• [Work request] Go through the records below and write each one out again unchanged.

• [Record excerpts]
━━━━━━━━━━━━━━━━━━━━━━━━━━━━━━

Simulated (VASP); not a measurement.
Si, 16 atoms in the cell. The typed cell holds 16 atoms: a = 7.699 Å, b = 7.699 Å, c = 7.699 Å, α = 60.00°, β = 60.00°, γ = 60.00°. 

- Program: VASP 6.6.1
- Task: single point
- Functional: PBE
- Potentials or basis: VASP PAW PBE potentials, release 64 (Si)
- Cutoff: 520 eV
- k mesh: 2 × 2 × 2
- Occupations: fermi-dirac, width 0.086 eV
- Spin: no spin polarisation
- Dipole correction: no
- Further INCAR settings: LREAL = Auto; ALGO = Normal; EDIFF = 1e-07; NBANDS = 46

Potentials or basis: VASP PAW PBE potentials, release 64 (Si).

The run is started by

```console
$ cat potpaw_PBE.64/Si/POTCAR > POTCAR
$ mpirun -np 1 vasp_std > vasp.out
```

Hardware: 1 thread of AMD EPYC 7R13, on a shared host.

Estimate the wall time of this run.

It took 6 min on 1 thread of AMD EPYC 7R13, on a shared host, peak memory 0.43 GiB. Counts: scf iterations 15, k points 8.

━━━━━━━━━━━━━━━━━━━━━━━━━━━━━━

• [Task result]
Simulated (VASP); not a measurement.
Si, 16 atoms in the cell. The typed cell holds 16 atoms: a = 7.699 Å, b = 7.699 Å, c = 7.699 Å, α = 60.00°, β = 60.00°, γ = 60.00°. 

- Program: VASP 6.6.1
- Task: single point
- Functional: PBE
- Potentials or basis: VASP PAW PBE potentials, release 64 (Si)
- Cutoff: 520 eV
- k mesh: 2 × 2 × 2
- Occupations: fermi-dirac, width 0.086 eV
- Spin: no spin polarisation
- Dipole correction: no
- Further INCAR settings: LREAL = Auto; ALGO = Normal; EDIFF = 1e-07; NBANDS = 46

Potentials or basis: VASP PAW PBE potentials, release 64 (Si).

The run is started by

```console
$ cat potpaw_PBE.64/Si/POTCAR > POTCAR
$ mpirun -np 1 vasp_std > vasp.out
```

Hardware: 1 thread of AMD EPYC 7R13, on a shared host.

Estimate the wall time of this run.

It took 6 min on 1 thread of AMD EPYC 7R13, on a shared host, peak memory 0.43 GiB. Counts: scf iterations 15, k points 8.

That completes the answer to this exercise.